EXTRACTED RECORDS:
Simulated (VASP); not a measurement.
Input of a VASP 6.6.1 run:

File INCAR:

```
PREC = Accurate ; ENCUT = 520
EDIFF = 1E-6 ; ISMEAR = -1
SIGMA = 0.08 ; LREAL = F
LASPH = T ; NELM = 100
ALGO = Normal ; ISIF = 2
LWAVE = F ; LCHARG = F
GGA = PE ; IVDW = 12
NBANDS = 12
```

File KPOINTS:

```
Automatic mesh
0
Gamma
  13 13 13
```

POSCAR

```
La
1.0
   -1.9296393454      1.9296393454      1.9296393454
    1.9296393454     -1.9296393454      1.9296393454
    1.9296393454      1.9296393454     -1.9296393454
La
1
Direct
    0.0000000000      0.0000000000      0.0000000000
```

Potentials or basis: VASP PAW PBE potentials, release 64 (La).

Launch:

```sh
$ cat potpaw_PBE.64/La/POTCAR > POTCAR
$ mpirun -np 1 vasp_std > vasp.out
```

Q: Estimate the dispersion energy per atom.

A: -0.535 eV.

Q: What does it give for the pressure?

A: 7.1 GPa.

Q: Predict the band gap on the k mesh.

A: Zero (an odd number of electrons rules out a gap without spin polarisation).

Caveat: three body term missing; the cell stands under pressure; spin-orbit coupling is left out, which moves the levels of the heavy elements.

WORK ITEM:
What you give back must match the material exactly, beginning with its first line and ending with the line holding "A: Zero (an".

WRITTEN SOLUTION:
Simulated (VASP); not a measurement.
Input of a VASP 6.6.1 run:

File INCAR:

```
PREC = Accurate ; ENCUT = 520
EDIFF = 1E-6 ; ISMEAR = -1
SIGMA = 0.08 ; LREAL = F
LASPH = T ; NELM = 100
ALGO = Normal ; ISIF = 2
LWAVE = F ; LCHARG = F
GGA = PE ; IVDW = 12
NBANDS = 12
```

File KPOINTS:

```
Automatic mesh
0
Gamma
  13 13 13
```

POSCAR

```
La
1.0
   -1.9296393454      1.9296393454      1.9296393454
    1.9296393454     -1.9296393454      1.9296393454
    1.9296393454      1.9296393454     -1.9296393454
La
1
Direct
    0.0000000000      0.0000000000      0.0000000000
```

Potentials or basis: VASP PAW PBE potentials, release 64 (La).

Launch:

```sh
$ cat potpaw_PBE.64/La/POTCAR > POTCAR
$ mpirun -np 1 vasp_std > vasp.out
```

Q: Estimate the dispersion energy per atom.

A: -0.535 eV.

Q: What does it give for the pressure?

A: 7.1 GPa.

Q: Predict the band gap on the k mesh.

A: Zero (an odd number of electrons rules out a gap without spin polarisation).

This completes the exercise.